● ● ● ● ● ● ●
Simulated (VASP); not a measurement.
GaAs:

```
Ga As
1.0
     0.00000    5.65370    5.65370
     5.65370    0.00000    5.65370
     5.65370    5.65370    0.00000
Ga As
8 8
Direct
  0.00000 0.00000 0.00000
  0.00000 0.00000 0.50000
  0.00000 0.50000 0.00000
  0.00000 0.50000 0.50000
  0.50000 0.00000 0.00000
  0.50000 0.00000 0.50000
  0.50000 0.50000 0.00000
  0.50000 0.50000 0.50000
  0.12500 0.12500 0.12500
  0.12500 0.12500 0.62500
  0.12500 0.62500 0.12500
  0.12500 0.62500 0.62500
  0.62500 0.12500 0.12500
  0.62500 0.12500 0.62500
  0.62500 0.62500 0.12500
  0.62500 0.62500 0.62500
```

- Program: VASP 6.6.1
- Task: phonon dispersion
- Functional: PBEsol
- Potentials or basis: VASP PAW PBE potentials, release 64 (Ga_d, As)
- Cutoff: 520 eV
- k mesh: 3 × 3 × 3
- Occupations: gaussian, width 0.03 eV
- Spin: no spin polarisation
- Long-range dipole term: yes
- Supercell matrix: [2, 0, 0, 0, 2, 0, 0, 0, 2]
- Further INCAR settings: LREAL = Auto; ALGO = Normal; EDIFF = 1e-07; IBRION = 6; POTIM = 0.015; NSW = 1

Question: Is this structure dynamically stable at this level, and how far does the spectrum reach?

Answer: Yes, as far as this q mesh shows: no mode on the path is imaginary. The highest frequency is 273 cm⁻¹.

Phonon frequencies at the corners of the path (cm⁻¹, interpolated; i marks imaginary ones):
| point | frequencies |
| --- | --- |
● ● ● ● ● ● ●

Work item: Transcription of the listing must be exact and complete.

Written reply:
Simulated (VASP); not a measurement.
GaAs:

```
Ga As
1.0
     0.00000    5.65370    5.65370
     5.65370    0.00000    5.65370
     5.65370    5.65370    0.00000
Ga As
8 8
Direct
  0.00000 0.00000 0.00000
  0.00000 0.00000 0.50000
  0.00000 0.50000 0.00000
  0.00000 0.50000 0.50000
  0.50000 0.00000 0.00000
  0.50000 0.00000 0.50000
  0.50000 0.50000 0.00000
  0.50000 0.50000 0.50000
  0.12500 0.12500 0.12500
  0.12500 0.12500 0.62500
  0.12500 0.62500 0.12500
  0.12500 0.62500 0.62500
  0.62500 0.12500 0.12500
  0.62500 0.12500 0.62500
  0.62500 0.62500 0.12500
  0.62500 0.62500 0.62500
```

- Program: VASP 6.6.1
- Task: phonon dispersion
- Functional: PBEsol
- Potentials or basis: VASP PAW PBE potentials, release 64 (Ga_d, As)
- Cutoff: 520 eV
- k mesh: 3 × 3 × 3
- Occupations: gaussian, width 0.03 eV
- Spin: no spin polarisation
- Long-range dipole term: yes
- Supercell matrix: [2, 0, 0, 0, 2, 0, 0, 0, 2]
- Further INCAR settings: LREAL = Auto; ALGO = Normal; EDIFF = 1e-07; IBRION = 6; POTIM = 0.015; NSW = 1

Question: Is this structure dynamically stable at this level, and how far does the spectrum reach?

Answer: Yes, as far as this q mesh shows: no mode on the path is imaginary. The highest frequency is 273 cm⁻¹.

Phonon frequencies at the corners of the path (cm⁻¹, interpolated; i marks imaginary ones):
| point | frequencies |
| --- | --- |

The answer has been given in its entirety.